> Information:
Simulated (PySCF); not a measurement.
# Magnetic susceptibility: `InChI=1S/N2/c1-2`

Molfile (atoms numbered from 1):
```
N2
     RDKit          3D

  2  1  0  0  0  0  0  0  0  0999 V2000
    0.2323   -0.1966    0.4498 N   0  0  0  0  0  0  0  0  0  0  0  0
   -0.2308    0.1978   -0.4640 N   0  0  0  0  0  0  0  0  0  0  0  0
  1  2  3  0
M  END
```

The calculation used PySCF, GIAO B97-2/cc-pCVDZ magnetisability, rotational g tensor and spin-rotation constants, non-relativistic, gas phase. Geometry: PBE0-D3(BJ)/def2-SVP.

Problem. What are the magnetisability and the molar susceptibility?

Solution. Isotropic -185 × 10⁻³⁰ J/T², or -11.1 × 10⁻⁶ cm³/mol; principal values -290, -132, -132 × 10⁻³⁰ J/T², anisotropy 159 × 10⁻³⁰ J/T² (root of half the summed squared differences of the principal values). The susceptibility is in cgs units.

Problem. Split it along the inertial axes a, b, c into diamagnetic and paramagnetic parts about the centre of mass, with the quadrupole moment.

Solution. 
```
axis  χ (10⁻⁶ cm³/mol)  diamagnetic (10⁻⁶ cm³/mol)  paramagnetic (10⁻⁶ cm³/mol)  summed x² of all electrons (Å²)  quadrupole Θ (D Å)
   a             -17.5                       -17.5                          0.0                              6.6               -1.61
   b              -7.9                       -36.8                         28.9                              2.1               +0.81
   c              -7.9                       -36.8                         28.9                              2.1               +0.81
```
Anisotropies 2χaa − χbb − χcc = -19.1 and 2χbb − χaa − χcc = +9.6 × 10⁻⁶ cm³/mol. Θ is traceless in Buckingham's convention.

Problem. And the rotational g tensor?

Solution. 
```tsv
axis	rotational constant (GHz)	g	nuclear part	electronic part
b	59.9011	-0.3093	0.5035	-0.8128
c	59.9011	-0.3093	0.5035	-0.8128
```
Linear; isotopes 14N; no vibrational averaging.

> Work item:
The line with "Solution. Isotropic -185" is the last to include; transcribe exactly every line from the top of the material above down to it.

> Solution:
Simulated (PySCF); not a measurement.
# Magnetic susceptibility: `InChI=1S/N2/c1-2`

Molfile (atoms numbered from 1):
```
N2
     RDKit          3D

  2  1  0  0  0  0  0  0  0  0999 V2000
    0.2323   -0.1966    0.4498 N   0  0  0  0  0  0  0  0  0  0  0  0
   -0.2308    0.1978   -0.4640 N   0  0  0  0  0  0  0  0  0  0  0  0
  1  2  3  0
M  END
```

The calculation used PySCF, GIAO B97-2/cc-pCVDZ magnetisability, rotational g tensor and spin-rotation constants, non-relativistic, gas phase. Geometry: PBE0-D3(BJ)/def2-SVP.

Problem. What are the magnetisability and the molar susceptibility?

Solution. Isotropic -185 × 10⁻³⁰ J/T², or -11.1 × 10⁻⁶ cm³/mol; principal values -290, -132, -132 × 10⁻³⁰ J/T², anisotropy 159 × 10⁻³⁰ J/T² (root of half the summed squared differences of the principal values). The susceptibility is in cgs units.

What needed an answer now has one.